*** SUPPLIED MATERIAL ***

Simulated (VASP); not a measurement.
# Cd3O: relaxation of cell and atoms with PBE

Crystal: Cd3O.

*** End of SUPPLIED MATERIAL ***

Please make the answer a complete, exact reproduction of the records.

Simulated (VASP); not a measurement.
# Cd3O: relaxation of cell and atoms with PBE

Crystal: Cd3O.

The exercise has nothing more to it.